### Action item
With no addition or omission, return the entries below.

**** Data listing ****

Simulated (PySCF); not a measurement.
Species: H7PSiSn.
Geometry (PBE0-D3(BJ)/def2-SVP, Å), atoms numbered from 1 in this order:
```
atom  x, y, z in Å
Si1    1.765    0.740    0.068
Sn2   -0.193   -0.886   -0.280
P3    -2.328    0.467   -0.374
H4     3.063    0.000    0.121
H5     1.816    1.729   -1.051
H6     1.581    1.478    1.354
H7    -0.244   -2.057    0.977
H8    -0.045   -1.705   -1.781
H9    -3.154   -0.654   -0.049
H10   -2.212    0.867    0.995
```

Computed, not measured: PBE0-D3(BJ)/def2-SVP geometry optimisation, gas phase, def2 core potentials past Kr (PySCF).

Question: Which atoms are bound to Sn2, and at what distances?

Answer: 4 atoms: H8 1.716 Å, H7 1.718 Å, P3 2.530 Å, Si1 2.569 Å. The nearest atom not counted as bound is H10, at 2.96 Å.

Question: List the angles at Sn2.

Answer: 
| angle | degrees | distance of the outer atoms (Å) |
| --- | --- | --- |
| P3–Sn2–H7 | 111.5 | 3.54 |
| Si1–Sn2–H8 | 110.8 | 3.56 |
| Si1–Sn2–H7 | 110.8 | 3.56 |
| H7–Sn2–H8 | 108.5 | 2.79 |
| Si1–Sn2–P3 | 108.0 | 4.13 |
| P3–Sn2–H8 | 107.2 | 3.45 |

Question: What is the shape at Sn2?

****

### Response
Simulated (PySCF); not a measurement.
Species: H7PSiSn.
Geometry (PBE0-D3(BJ)/def2-SVP, Å), atoms numbered from 1 in this order:
```
atom  x, y, z in Å
Si1    1.765    0.740    0.068
Sn2   -0.193   -0.886   -0.280
P3    -2.328    0.467   -0.374
H4     3.063    0.000    0.121
H5     1.816    1.729   -1.051
H6     1.581    1.478    1.354
H7    -0.244   -2.057    0.977
H8    -0.045   -1.705   -1.781
H9    -3.154   -0.654   -0.049
H10   -2.212    0.867    0.995
```

Computed, not measured: PBE0-D3(BJ)/def2-SVP geometry optimisation, gas phase, def2 core potentials past Kr (PySCF).

Question: Which atoms are bound to Sn2, and at what distances?

Answer: 4 atoms: H8 1.716 Å, H7 1.718 Å, P3 2.530 Å, Si1 2.569 Å. The nearest atom not counted as bound is H10, at 2.96 Å.

Question: List the angles at Sn2.

Answer: 
| angle | degrees | distance of the outer atoms (Å) |
| --- | --- | --- |
| P3–Sn2–H7 | 111.5 | 3.54 |
| Si1–Sn2–H8 | 110.8 | 3.56 |
| Si1–Sn2–H7 | 110.8 | 3.56 |
| H7–Sn2–H8 | 108.5 | 2.79 |
| Si1–Sn2–P3 | 108.0 | 4.13 |
| P3–Sn2–H8 | 107.2 | 3.45 |

Question: What is the shape at Sn2?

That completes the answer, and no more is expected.